——————

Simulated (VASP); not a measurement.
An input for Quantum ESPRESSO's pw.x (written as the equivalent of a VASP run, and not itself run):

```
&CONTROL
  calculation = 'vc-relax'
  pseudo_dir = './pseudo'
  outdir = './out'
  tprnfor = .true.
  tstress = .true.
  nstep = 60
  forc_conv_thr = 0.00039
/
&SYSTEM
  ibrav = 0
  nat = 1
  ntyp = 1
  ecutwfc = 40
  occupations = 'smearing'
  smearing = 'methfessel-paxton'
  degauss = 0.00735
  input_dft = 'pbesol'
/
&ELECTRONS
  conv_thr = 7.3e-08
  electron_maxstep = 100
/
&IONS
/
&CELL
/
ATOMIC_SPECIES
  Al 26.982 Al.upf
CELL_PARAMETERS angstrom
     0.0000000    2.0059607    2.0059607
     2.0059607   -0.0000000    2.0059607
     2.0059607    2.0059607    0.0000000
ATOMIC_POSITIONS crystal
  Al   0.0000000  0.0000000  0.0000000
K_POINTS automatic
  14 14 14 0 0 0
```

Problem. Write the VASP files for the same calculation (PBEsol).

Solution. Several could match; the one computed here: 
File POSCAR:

——————

**ASSIGNMENT:** Could you return exactly the lines above from the line with "Problem. Write the" to the line with "Solution. Several could", both included, and nothing else?

**WRITTEN RESPONSE:**
Problem. Write the VASP files for the same calculation (PBEsol).

Solution. Several could match; the one computed here: 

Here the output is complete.